■ Brief: Take the entries below and print only the lines from the one with "1. Products less" through the one with "2. With the", exactly as they stand, both ends included.

■ Dataset excerpts:
************

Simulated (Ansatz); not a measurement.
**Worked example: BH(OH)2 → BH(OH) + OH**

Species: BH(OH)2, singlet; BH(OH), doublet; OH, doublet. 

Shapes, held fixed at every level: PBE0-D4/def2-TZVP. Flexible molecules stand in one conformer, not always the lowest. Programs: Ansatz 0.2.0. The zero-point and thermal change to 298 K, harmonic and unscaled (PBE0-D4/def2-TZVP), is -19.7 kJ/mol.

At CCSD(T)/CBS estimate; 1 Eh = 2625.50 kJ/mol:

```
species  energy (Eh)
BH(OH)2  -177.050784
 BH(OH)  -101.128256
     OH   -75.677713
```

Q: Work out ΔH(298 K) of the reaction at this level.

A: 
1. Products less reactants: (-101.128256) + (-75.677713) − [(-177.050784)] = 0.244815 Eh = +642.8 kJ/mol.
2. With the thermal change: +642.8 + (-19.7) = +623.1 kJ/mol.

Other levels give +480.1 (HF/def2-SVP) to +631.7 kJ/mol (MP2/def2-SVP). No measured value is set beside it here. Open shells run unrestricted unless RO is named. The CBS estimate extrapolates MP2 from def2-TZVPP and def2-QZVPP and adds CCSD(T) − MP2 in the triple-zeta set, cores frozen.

************

■ Task answer:
1. Products less reactants: (-101.128256) + (-75.677713) − [(-177.050784)] = 0.244815 Eh = +642.8 kJ/mol.
2. With the thermal change: +642.8 + (-19.7) = +623.1 kJ/mol.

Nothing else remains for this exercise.